◇ ◇ ◇ ◇ ◇ ◇ ◇

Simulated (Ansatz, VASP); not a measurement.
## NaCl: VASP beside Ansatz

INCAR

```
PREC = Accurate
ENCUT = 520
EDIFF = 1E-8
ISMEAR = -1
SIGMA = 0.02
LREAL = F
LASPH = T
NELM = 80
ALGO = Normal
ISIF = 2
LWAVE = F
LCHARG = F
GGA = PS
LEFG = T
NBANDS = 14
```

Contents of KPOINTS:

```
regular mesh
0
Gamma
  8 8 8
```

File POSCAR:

◇ ◇ ◇ ◇ ◇ ◇ ◇

* BRIEF: The records need to be reproduced in their entirety, word for word.

* WRITTEN RESPONSE:
Simulated (Ansatz, VASP); not a measurement.
## NaCl: VASP beside Ansatz

INCAR

```
PREC = Accurate
ENCUT = 520
EDIFF = 1E-8
ISMEAR = -1
SIGMA = 0.02
LREAL = F
LASPH = T
NELM = 80
ALGO = Normal
ISIF = 2
LWAVE = F
LCHARG = F
GGA = PS
LEFG = T
NBANDS = 14
```

Contents of KPOINTS:

```
regular mesh
0
Gamma
  8 8 8
```

File POSCAR:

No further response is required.